## Given records
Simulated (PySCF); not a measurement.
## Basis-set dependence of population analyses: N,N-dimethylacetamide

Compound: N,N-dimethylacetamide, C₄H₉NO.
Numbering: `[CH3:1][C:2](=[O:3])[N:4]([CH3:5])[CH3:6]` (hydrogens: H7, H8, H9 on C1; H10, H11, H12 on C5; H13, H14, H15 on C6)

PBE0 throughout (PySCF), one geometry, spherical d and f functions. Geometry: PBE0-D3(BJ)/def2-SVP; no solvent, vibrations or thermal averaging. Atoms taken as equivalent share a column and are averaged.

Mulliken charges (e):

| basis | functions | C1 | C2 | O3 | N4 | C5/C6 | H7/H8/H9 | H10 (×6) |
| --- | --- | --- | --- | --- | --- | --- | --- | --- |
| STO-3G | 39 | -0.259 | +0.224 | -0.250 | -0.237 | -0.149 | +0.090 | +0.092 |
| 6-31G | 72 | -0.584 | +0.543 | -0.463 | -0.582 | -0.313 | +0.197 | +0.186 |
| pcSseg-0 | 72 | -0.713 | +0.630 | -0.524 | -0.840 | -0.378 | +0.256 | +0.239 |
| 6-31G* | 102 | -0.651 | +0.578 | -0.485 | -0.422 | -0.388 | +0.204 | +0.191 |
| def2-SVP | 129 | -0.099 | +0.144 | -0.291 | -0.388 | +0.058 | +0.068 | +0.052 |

## Work task
Your task is to reproduce the records in full, without any alteration.

## Result
Simulated (PySCF); not a measurement.
## Basis-set dependence of population analyses: N,N-dimethylacetamide

Compound: N,N-dimethylacetamide, C₄H₉NO.
Numbering: `[CH3:1][C:2](=[O:3])[N:4]([CH3:5])[CH3:6]` (hydrogens: H7, H8, H9 on C1; H10, H11, H12 on C5; H13, H14, H15 on C6)

PBE0 throughout (PySCF), one geometry, spherical d and f functions. Geometry: PBE0-D3(BJ)/def2-SVP; no solvent, vibrations or thermal averaging. Atoms taken as equivalent share a column and are averaged.

Mulliken charges (e):

| basis | functions | C1 | C2 | O3 | N4 | C5/C6 | H7/H8/H9 | H10 (×6) |
| --- | --- | --- | --- | --- | --- | --- | --- | --- |
| STO-3G | 39 | -0.259 | +0.224 | -0.250 | -0.237 | -0.149 | +0.090 | +0.092 |
| 6-31G | 72 | -0.584 | +0.543 | -0.463 | -0.582 | -0.313 | +0.197 | +0.186 |
| pcSseg-0 | 72 | -0.713 | +0.630 | -0.524 | -0.840 | -0.378 | +0.256 | +0.239 |
| 6-31G* | 102 | -0.651 | +0.578 | -0.485 | -0.422 | -0.388 | +0.204 | +0.191 |
| def2-SVP | 129 | -0.099 | +0.144 | -0.291 | -0.388 | +0.058 | +0.068 | +0.052 |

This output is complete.